REQUIREMENT: Restate, word for word, the lines from the opening line of the data through the line containing "Computed with RKS", both included, and nothing else.

STORED DATA:
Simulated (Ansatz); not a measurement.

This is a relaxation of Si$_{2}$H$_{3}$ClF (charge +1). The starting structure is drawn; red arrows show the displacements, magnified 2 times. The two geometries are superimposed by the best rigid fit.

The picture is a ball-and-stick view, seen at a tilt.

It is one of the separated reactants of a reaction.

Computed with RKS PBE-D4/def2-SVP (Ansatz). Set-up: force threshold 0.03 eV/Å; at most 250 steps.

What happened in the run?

TASK RESULT:
Simulated (Ansatz); not a measurement.

This is a relaxation of Si$_{2}$H$_{3}$ClF (charge +1). The starting structure is drawn; red arrows show the displacements, magnified 2 times. The two geometries are superimposed by the best rigid fit.

The picture is a ball-and-stick view, seen at a tilt.

It is one of the separated reactants of a reaction.

Computed with RKS PBE-D4/def2-SVP (Ansatz). Set-up: force threshold 0.03 eV/Å; at most 250 steps.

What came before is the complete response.